##### INFORMATION SHOWN #####

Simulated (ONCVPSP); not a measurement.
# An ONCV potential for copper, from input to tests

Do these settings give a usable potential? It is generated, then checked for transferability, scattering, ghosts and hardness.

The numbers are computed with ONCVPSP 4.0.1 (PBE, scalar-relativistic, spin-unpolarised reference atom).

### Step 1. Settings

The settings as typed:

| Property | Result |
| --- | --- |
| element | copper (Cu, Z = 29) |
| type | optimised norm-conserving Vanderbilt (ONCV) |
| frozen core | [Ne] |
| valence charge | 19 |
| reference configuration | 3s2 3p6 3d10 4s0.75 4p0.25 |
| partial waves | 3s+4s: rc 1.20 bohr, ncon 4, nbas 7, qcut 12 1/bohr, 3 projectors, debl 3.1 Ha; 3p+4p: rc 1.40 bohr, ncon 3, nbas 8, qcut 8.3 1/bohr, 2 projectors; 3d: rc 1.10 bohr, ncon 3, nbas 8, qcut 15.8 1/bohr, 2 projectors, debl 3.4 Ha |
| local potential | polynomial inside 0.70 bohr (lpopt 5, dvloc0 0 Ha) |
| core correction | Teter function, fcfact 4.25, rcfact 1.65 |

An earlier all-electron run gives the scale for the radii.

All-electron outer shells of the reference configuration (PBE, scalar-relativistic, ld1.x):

#####

== WORK TASK ==
Look back at the entries above. Retype the line with "debl 3.4 Ha |", the line with "An earlier all-electron", and all lines in between.

== EXPECTED ANSWER ==
| partial waves | 3s+4s: rc 1.20 bohr, ncon 4, nbas 7, qcut 12 1/bohr, 3 projectors, debl 3.1 Ha; 3p+4p: rc 1.40 bohr, ncon 3, nbas 8, qcut 8.3 1/bohr, 2 projectors; 3d: rc 1.10 bohr, ncon 3, nbas 8, qcut 15.8 1/bohr, 2 projectors, debl 3.4 Ha |
| local potential | polynomial inside 0.70 bohr (lpopt 5, dvloc0 0 Ha) |
| core correction | Teter function, fcfact 4.25, rcfact 1.65 |

An earlier all-electron run gives the scale for the radii.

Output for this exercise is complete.